WORK REQUEST:
The whole listing should be written out again exactly.

DATA UNDER STUDY:
============

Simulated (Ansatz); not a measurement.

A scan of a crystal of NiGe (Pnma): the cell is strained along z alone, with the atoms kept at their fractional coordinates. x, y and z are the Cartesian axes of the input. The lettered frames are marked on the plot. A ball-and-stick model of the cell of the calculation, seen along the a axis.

============

EXERCISE ANSWER:
Simulated (Ansatz); not a measurement.

A scan of a crystal of NiGe (Pnma): the cell is strained along z alone, with the atoms kept at their fractional coordinates. x, y and z are the Cartesian axes of the input. The lettered frames are marked on the plot. A ball-and-stick model of the cell of the calculation, seen along the a axis.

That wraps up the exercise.